**Assignment**
The entries below contain a stretch that opens with the line containing "Levels at points" and closes with the line containing "Run time: 5"; set down that stretch exactly, both ends included, and nothing else.

**Input data**
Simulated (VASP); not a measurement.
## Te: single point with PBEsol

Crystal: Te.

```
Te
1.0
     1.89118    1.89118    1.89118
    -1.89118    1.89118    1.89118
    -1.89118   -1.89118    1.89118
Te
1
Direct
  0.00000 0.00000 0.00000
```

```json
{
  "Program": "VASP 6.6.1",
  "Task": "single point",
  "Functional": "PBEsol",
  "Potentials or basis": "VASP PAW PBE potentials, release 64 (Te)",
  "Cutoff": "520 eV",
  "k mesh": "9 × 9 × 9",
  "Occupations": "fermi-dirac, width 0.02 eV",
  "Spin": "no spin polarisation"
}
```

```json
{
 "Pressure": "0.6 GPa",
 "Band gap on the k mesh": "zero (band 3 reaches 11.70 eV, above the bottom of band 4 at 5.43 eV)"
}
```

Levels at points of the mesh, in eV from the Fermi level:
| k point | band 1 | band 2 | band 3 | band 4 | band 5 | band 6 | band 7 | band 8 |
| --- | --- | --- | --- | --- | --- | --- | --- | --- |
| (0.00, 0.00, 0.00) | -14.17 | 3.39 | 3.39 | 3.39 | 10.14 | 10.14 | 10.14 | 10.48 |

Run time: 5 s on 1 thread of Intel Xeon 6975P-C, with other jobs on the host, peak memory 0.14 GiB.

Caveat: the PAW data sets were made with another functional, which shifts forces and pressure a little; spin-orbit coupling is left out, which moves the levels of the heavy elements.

**Response box**
Levels at points of the mesh, in eV from the Fermi level:
| k point | band 1 | band 2 | band 3 | band 4 | band 5 | band 6 | band 7 | band 8 |
| --- | --- | --- | --- | --- | --- | --- | --- | --- |
| (0.00, 0.00, 0.00) | -14.17 | 3.39 | 3.39 | 3.39 | 10.14 | 10.14 | 10.14 | 10.48 |

Run time: 5 s on 1 thread of Intel Xeon 6975P-C, with other jobs on the host, peak memory 0.14 GiB.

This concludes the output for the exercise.